■ ■ ■ ■

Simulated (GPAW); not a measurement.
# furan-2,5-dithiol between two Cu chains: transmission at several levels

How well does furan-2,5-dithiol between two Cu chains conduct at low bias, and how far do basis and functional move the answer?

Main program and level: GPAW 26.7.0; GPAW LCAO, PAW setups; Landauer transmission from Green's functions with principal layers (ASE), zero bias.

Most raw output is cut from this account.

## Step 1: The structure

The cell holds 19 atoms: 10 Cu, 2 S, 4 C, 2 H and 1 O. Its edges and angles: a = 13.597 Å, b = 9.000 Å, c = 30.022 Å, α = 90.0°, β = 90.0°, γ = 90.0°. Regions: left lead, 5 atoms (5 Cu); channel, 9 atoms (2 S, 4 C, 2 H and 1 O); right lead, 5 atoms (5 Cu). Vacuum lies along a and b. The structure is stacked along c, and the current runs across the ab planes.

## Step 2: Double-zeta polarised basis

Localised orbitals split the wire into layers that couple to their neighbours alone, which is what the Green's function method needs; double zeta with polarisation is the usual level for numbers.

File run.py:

■ ■ ■ ■

*Requirement:*
Take the listing from its first line to the line containing "## Step 2: Double-zeta polarised basis". Reproduce those lines exactly and nothing else.

*Written response:*
Simulated (GPAW); not a measurement.
# furan-2,5-dithiol between two Cu chains: transmission at several levels

How well does furan-2,5-dithiol between two Cu chains conduct at low bias, and how far do basis and functional move the answer?

Main program and level: GPAW 26.7.0; GPAW LCAO, PAW setups; Landauer transmission from Green's functions with principal layers (ASE), zero bias.

Most raw output is cut from this account.

## Step 1: The structure

The cell holds 19 atoms: 10 Cu, 2 S, 4 C, 2 H and 1 O. Its edges and angles: a = 13.597 Å, b = 9.000 Å, c = 30.022 Å, α = 90.0°, β = 90.0°, γ = 90.0°. Regions: left lead, 5 atoms (5 Cu); channel, 9 atoms (2 S, 4 C, 2 H and 1 O); right lead, 5 atoms (5 Cu). Vacuum lies along a and b. The structure is stacked along c, and the current runs across the ab planes.

## Step 2: Double-zeta polarised basis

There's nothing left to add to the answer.